• Action item:
An exact copy of all the data is the expected answer.

━━━ Recorded information ━━━
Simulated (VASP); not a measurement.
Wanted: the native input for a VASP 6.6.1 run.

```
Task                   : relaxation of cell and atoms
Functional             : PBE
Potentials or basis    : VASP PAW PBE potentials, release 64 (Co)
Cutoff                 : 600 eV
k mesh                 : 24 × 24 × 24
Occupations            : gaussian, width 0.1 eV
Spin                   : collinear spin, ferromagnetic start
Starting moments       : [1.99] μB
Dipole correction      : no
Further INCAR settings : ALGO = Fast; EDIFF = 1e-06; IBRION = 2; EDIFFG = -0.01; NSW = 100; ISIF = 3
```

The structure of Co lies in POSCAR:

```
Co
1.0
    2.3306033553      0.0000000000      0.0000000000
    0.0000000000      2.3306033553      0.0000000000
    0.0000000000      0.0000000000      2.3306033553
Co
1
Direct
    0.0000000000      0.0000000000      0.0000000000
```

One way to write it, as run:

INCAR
━━━

• Your solution:
Simulated (VASP); not a measurement.
Wanted: the native input for a VASP 6.6.1 run.

```
Task                   : relaxation of cell and atoms
Functional             : PBE
Potentials or basis    : VASP PAW PBE potentials, release 64 (Co)
Cutoff                 : 600 eV
k mesh                 : 24 × 24 × 24
Occupations            : gaussian, width 0.1 eV
Spin                   : collinear spin, ferromagnetic start
Starting moments       : [1.99] μB
Dipole correction      : no
Further INCAR settings : ALGO = Fast; EDIFF = 1e-06; IBRION = 2; EDIFFG = -0.01; NSW = 100; ISIF = 3
```

The structure of Co lies in POSCAR:

```
Co
1.0
    2.3306033553      0.0000000000      0.0000000000
    0.0000000000      2.3306033553      0.0000000000
    0.0000000000      0.0000000000      2.3306033553
Co
1
Direct
    0.0000000000      0.0000000000      0.0000000000
```

One way to write it, as run:

INCAR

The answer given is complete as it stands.